Work item:
Among the entries that follow, the required portion opens with the line containing "Potentials or basis: VASP" and closes with the line containing "of this run.". Give that portion again exactly, and nothing else.

◆ ◆ ◆ ◆

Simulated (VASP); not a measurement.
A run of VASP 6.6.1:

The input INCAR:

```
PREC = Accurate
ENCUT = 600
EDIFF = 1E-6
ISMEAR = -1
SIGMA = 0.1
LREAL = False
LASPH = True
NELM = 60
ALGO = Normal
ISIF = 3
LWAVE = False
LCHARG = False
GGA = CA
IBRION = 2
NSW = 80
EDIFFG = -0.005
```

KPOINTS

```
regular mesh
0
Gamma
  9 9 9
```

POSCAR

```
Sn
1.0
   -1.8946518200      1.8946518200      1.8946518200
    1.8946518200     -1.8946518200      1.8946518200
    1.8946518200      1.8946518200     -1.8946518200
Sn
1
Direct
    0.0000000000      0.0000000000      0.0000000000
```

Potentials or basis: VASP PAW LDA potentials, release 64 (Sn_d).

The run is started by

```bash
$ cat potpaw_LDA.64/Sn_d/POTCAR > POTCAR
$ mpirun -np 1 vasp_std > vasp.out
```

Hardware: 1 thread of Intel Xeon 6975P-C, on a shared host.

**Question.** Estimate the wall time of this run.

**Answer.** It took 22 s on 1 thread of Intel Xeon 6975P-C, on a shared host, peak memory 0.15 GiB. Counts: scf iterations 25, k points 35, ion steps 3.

◆ ◆ ◆ ◆

Task output:
Potentials or basis: VASP PAW LDA potentials, release 64 (Sn_d).

The run is started by

```bash
$ cat potpaw_LDA.64/Sn_d/POTCAR > POTCAR
$ mpirun -np 1 vasp_std > vasp.out
```

Hardware: 1 thread of Intel Xeon 6975P-C, on a shared host.

**Question.** Estimate the wall time of this run.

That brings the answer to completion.